■ DATASET EXTRACT:

********************

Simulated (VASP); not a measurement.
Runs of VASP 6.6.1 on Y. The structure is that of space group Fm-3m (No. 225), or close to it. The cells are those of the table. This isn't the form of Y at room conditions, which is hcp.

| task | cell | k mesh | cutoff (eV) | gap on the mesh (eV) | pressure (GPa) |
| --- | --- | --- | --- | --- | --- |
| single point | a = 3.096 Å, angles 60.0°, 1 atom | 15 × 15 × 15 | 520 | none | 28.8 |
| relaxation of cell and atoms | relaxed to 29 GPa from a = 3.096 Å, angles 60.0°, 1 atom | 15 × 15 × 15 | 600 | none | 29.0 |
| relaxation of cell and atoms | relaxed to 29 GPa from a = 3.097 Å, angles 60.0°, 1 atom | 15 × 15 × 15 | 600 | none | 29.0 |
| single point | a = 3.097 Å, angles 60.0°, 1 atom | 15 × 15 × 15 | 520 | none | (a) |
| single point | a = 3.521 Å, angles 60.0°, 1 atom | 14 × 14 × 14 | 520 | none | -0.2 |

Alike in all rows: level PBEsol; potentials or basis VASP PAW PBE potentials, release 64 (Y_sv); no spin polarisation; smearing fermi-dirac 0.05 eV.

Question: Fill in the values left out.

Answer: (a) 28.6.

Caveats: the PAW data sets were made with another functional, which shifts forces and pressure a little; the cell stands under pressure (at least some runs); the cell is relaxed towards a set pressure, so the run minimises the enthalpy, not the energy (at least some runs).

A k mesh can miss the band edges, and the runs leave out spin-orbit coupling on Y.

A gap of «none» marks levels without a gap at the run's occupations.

********************

■ ACTION ITEM: The response must hold only the lines above from the line with "Question: Fill in the values left out." through the line with "Caveats: the PAW", each copied exactly, both ends kept.

■ YOUR SOLUTION:
Question: Fill in the values left out.

Answer: (a) 28.6.

Caveats: the PAW data sets were made with another functional, which shifts forces and pressure a little; the cell stands under pressure (at least some runs); the cell is relaxed towards a set pressure, so the run minimises the enthalpy, not the energy (at least some runs).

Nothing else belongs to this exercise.